=== Begin Enclosure ===

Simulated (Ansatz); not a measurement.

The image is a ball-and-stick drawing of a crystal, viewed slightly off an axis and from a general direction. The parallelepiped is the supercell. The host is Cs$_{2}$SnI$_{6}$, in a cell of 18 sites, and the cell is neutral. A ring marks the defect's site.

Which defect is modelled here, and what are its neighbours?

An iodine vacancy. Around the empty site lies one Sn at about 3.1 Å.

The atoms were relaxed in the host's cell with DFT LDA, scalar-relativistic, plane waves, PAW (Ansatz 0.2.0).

=== End Enclosure ===

WORK TASK >>
Each line of the listing should be reproduced without any alteration.

EXERCISE RESULT >>
Simulated (Ansatz); not a measurement.

The image is a ball-and-stick drawing of a crystal, viewed slightly off an axis and from a general direction. The parallelepiped is the supercell. The host is Cs$_{2}$SnI$_{6}$, in a cell of 18 sites, and the cell is neutral. A ring marks the defect's site.

Which defect is modelled here, and what are its neighbours?

An iodine vacancy. Around the empty site lies one Sn at about 3.1 Å.

The atoms were relaxed in the host's cell with DFT LDA, scalar-relativistic, plane waves, PAW (Ansatz 0.2.0).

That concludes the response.